* **Task item**
Reproduce all the data verbatim.

[Recorded information]

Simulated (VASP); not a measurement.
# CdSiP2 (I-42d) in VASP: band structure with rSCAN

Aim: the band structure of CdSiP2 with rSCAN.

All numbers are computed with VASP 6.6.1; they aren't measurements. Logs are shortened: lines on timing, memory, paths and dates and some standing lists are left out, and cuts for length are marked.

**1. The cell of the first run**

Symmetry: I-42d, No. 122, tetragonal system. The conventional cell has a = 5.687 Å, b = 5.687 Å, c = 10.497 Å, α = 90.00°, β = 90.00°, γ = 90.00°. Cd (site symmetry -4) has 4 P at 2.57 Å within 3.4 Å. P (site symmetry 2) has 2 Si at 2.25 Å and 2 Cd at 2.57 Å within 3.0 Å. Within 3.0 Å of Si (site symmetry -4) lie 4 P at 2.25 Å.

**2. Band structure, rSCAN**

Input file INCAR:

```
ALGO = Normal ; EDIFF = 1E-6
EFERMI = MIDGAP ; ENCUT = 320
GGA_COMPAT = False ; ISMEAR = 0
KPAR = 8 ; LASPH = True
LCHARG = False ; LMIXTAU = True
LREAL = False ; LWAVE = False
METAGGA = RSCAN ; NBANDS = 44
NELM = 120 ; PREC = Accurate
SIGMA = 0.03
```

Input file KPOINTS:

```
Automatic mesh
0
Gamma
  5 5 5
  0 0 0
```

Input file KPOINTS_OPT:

[/Recorded information]

* **Exercise solution**
Simulated (VASP); not a measurement.
# CdSiP2 (I-42d) in VASP: band structure with rSCAN

Aim: the band structure of CdSiP2 with rSCAN.

All numbers are computed with VASP 6.6.1; they aren't measurements. Logs are shortened: lines on timing, memory, paths and dates and some standing lists are left out, and cuts for length are marked.

**1. The cell of the first run**

Symmetry: I-42d, No. 122, tetragonal system. The conventional cell has a = 5.687 Å, b = 5.687 Å, c = 10.497 Å, α = 90.00°, β = 90.00°, γ = 90.00°. Cd (site symmetry -4) has 4 P at 2.57 Å within 3.4 Å. P (site symmetry 2) has 2 Si at 2.25 Å and 2 Cd at 2.57 Å within 3.0 Å. Within 3.0 Å of Si (site symmetry -4) lie 4 P at 2.25 Å.

**2. Band structure, rSCAN**

Input file INCAR:

```
ALGO = Normal ; EDIFF = 1E-6
EFERMI = MIDGAP ; ENCUT = 320
GGA_COMPAT = False ; ISMEAR = 0
KPAR = 8 ; LASPH = True
LCHARG = False ; LMIXTAU = True
LREAL = False ; LWAVE = False
METAGGA = RSCAN ; NBANDS = 44
NELM = 120 ; PREC = Accurate
SIGMA = 0.03
```

Input file KPOINTS:

```
Automatic mesh
0
Gamma
  5 5 5
  0 0 0
```

Input file KPOINTS_OPT:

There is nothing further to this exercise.